▸ **Work item**
Line by line, transcribe the listing below exactly.

▸ **Records provided**

_____

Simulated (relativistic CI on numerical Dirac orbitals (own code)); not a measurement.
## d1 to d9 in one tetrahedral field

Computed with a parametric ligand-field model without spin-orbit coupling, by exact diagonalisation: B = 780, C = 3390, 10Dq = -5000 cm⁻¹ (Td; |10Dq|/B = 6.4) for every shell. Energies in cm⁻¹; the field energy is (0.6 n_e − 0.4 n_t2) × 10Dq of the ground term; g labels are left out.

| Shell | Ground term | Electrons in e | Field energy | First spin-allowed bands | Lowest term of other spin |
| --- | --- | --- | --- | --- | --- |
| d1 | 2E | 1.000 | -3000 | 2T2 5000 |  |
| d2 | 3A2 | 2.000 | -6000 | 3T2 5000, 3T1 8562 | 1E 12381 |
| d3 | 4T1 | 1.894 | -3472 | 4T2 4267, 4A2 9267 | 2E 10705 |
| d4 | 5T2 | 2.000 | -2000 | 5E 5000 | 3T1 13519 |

_____

▸ **Exercise output**
Simulated (relativistic CI on numerical Dirac orbitals (own code)); not a measurement.
## d1 to d9 in one tetrahedral field

Computed with a parametric ligand-field model without spin-orbit coupling, by exact diagonalisation: B = 780, C = 3390, 10Dq = -5000 cm⁻¹ (Td; |10Dq|/B = 6.4) for every shell. Energies in cm⁻¹; the field energy is (0.6 n_e − 0.4 n_t2) × 10Dq of the ground term; g labels are left out.

| Shell | Ground term | Electrons in e | Field energy | First spin-allowed bands | Lowest term of other spin |
| --- | --- | --- | --- | --- | --- |
| d1 | 2E | 1.000 | -3000 | 2T2 5000 |  |
| d2 | 3A2 | 2.000 | -6000 | 3T2 5000, 3T1 8562 | 1E 12381 |
| d3 | 4T1 | 1.894 | -3472 | 4T2 4267, 4A2 9267 | 2E 10705 |
| d4 | 5T2 | 2.000 | -2000 | 5E 5000 | 3T1 13519 |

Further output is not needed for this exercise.